◆ **Requirement**
Write out, precisely and in full, each line of the material.

◆ **Source material**
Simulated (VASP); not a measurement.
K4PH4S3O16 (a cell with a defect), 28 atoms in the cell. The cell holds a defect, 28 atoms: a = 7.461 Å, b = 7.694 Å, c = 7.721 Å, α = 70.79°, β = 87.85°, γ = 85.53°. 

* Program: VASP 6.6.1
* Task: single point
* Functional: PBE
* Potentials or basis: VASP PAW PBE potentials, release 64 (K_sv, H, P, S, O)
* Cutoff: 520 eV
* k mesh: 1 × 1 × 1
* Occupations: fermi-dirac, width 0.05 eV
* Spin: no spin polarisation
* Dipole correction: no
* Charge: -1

◆ **Task answer**
Simulated (VASP); not a measurement.
K4PH4S3O16 (a cell with a defect), 28 atoms in the cell. The cell holds a defect, 28 atoms: a = 7.461 Å, b = 7.694 Å, c = 7.721 Å, α = 70.79°, β = 87.85°, γ = 85.53°. 

* Program: VASP 6.6.1
* Task: single point
* Functional: PBE
* Potentials or basis: VASP PAW PBE potentials, release 64 (K_sv, H, P, S, O)
* Cutoff: 520 eV
* k mesh: 1 × 1 × 1
* Occupations: fermi-dirac, width 0.05 eV
* Spin: no spin polarisation
* Dipole correction: no
* Charge: -1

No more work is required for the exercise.